INFORMATION PROVIDED >>
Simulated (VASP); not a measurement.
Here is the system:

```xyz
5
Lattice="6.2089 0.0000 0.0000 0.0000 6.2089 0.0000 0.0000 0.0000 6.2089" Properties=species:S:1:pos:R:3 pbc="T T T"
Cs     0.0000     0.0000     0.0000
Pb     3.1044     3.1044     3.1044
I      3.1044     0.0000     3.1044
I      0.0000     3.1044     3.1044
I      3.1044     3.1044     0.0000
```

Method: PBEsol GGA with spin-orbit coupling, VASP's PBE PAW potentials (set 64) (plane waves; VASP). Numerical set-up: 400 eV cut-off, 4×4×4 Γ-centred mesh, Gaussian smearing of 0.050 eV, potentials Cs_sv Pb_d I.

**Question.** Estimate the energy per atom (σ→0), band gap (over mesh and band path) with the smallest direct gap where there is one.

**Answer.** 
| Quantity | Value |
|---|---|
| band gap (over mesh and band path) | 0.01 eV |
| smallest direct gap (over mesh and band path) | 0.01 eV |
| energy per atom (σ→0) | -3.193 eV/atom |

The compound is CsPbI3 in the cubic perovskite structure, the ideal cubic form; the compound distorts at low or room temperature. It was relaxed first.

ASSIGNMENT >>
Copy out only the lines of the records above from the one with "there is one." through the one with "-3.193 eV/atom |", exactly as they stand, both included.

ANSWER SPACE >>
**Question.** Estimate the energy per atom (σ→0), band gap (over mesh and band path) with the smallest direct gap where there is one.

**Answer.** 
| Quantity | Value |
|---|---|
| band gap (over mesh and band path) | 0.01 eV |
| smallest direct gap (over mesh and band path) | 0.01 eV |
| energy per atom (σ→0) | -3.193 eV/atom |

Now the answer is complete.